> _Work order_: The lines wanted run from the first one below through the one with "3. log₁₀ K(n-hexane/water)". Return them exactly.

> _Record set_:
-- Opening Marker --
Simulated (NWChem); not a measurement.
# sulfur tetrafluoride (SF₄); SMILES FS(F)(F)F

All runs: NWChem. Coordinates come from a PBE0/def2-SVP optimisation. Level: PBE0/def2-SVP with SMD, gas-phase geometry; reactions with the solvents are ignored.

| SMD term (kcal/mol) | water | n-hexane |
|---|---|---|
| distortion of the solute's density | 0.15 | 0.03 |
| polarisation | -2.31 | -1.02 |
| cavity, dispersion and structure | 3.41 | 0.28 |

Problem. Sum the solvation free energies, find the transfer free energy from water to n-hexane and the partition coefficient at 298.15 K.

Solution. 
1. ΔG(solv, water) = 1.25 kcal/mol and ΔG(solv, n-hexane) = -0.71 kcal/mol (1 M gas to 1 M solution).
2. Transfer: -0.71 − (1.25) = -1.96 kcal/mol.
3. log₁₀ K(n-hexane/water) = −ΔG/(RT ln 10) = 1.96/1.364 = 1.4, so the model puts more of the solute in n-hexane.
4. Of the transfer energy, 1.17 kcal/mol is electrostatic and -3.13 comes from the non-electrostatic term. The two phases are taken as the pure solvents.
-- Closing Marker --

> _Exercise output_:
Simulated (NWChem); not a measurement.
# sulfur tetrafluoride (SF₄); SMILES FS(F)(F)F

All runs: NWChem. Coordinates come from a PBE0/def2-SVP optimisation. Level: PBE0/def2-SVP with SMD, gas-phase geometry; reactions with the solvents are ignored.

| SMD term (kcal/mol) | water | n-hexane |
|---|---|---|
| distortion of the solute's density | 0.15 | 0.03 |
| polarisation | -2.31 | -1.02 |
| cavity, dispersion and structure | 3.41 | 0.28 |

Problem. Sum the solvation free energies, find the transfer free energy from water to n-hexane and the partition coefficient at 298.15 K.

Solution. 
1. ΔG(solv, water) = 1.25 kcal/mol and ΔG(solv, n-hexane) = -0.71 kcal/mol (1 M gas to 1 M solution).
2. Transfer: -0.71 − (1.25) = -1.96 kcal/mol.
3. log₁₀ K(n-hexane/water) = −ΔG/(RT ln 10) = 1.96/1.364 = 1.4, so the model puts more of the solute in n-hexane.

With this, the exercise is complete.